» BRIEF
Copy out the records below exactly as they appear.

━━━ DATA RECORDS ━━━

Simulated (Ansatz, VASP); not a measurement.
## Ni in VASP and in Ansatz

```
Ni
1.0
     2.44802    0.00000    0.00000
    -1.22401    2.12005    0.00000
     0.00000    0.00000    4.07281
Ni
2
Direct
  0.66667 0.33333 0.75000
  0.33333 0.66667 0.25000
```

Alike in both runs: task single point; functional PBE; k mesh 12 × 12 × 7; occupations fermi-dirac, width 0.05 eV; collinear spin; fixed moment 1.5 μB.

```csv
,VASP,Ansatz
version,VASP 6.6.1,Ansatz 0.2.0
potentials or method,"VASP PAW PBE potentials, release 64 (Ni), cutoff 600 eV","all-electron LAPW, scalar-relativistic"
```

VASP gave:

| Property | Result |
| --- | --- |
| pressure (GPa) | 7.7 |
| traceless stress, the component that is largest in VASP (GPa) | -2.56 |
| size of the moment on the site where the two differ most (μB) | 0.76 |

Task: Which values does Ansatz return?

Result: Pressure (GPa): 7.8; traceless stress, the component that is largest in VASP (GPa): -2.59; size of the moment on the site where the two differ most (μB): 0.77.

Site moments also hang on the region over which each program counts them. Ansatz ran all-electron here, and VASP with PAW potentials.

━━━

» RESPONSE BOX
Simulated (Ansatz, VASP); not a measurement.
## Ni in VASP and in Ansatz

```
Ni
1.0
     2.44802    0.00000    0.00000
    -1.22401    2.12005    0.00000
     0.00000    0.00000    4.07281
Ni
2
Direct
  0.66667 0.33333 0.75000
  0.33333 0.66667 0.25000
```

Alike in both runs: task single point; functional PBE; k mesh 12 × 12 × 7; occupations fermi-dirac, width 0.05 eV; collinear spin; fixed moment 1.5 μB.

```csv
,VASP,Ansatz
version,VASP 6.6.1,Ansatz 0.2.0
potentials or method,"VASP PAW PBE potentials, release 64 (Ni), cutoff 600 eV","all-electron LAPW, scalar-relativistic"
```

VASP gave:

| Property | Result |
| --- | --- |
| pressure (GPa) | 7.7 |
| traceless stress, the component that is largest in VASP (GPa) | -2.56 |
| size of the moment on the site where the two differ most (μB) | 0.76 |

Task: Which values does Ansatz return?

Result: Pressure (GPa): 7.8; traceless stress, the component that is largest in VASP (GPa): -2.59; size of the moment on the site where the two differ most (μB): 0.77.

Site moments also hang on the region over which each program counts them. Ansatz ran all-electron here, and VASP with PAW potentials.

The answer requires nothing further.